Dataset records —
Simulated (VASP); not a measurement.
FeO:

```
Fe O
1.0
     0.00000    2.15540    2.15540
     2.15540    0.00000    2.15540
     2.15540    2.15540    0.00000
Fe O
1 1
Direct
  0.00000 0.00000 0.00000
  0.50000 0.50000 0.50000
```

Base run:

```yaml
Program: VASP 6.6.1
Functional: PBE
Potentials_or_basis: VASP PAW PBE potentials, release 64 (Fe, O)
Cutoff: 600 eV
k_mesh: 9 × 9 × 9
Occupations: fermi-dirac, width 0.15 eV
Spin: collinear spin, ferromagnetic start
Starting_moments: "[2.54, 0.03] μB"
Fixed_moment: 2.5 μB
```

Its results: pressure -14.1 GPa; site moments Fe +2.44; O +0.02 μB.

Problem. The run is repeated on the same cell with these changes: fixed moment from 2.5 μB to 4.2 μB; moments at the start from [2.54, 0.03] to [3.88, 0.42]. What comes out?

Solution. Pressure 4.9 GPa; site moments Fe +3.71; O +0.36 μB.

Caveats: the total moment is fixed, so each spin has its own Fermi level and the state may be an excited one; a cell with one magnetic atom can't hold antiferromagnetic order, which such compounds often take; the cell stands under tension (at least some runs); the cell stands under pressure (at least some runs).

Work request — Above are the records. Copy the lines beginning at the one that has "Problem. The run" and ending with the one that has "Solution. Pressure 4.9", unchanged.

Exercise response —
Problem. The run is repeated on the same cell with these changes: fixed moment from 2.5 μB to 4.2 μB; moments at the start from [2.54, 0.03] to [3.88, 0.42]. What comes out?

Solution. Pressure 4.9 GPa; site moments Fe +3.71; O +0.36 μB.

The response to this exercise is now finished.